#### Required action
Exactly as written, print each record in the listing.

#### Data to examine
*****

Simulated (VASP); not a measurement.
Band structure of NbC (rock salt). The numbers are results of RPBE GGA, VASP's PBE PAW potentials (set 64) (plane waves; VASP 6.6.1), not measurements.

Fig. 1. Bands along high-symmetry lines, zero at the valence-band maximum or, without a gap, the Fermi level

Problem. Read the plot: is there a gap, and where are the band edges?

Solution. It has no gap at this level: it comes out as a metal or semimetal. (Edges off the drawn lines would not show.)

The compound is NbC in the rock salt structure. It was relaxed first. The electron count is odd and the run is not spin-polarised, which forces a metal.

*****

#### Exercise output
Simulated (VASP); not a measurement.
Band structure of NbC (rock salt). The numbers are results of RPBE GGA, VASP's PBE PAW potentials (set 64) (plane waves; VASP 6.6.1), not measurements.

Fig. 1. Bands along high-symmetry lines, zero at the valence-band maximum or, without a gap, the Fermi level

Problem. Read the plot: is there a gap, and where are the band edges?

Solution. It has no gap at this level: it comes out as a metal or semimetal. (Edges off the drawn lines would not show.)

The compound is NbC in the rock salt structure. It was relaxed first. The electron count is odd and the run is not spin-polarised, which forces a metal.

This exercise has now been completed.